Data for review:
┏━━

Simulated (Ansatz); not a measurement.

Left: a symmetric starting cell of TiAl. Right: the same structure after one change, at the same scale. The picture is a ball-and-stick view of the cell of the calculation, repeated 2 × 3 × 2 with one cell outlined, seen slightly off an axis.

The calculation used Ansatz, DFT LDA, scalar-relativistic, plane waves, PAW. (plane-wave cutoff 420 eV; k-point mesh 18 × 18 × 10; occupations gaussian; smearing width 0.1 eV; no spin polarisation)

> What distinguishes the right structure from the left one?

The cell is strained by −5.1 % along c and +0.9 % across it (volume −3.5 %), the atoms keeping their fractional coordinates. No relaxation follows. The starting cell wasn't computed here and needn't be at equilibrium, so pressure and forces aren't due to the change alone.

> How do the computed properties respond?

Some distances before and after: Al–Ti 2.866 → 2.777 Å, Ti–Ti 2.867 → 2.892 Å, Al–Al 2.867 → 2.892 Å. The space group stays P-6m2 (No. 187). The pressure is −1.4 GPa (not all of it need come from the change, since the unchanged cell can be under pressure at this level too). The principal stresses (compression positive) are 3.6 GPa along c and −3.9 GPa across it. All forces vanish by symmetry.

┗━━

Assignment:
Each line of the records, from the opening one through the line holding "computed properties respond?", should be restated word for word, with nothing else in the answer.

Expected answer:
Simulated (Ansatz); not a measurement.

Left: a symmetric starting cell of TiAl. Right: the same structure after one change, at the same scale. The picture is a ball-and-stick view of the cell of the calculation, repeated 2 × 3 × 2 with one cell outlined, seen slightly off an axis.

The calculation used Ansatz, DFT LDA, scalar-relativistic, plane waves, PAW. (plane-wave cutoff 420 eV; k-point mesh 18 × 18 × 10; occupations gaussian; smearing width 0.1 eV; no spin polarisation)

> What distinguishes the right structure from the left one?

The cell is strained by −5.1 % along c and +0.9 % across it (volume −3.5 %), the atoms keeping their fractional coordinates. No relaxation follows. The starting cell wasn't computed here and needn't be at equilibrium, so pressure and forces aren't due to the change alone.

> How do the computed properties respond?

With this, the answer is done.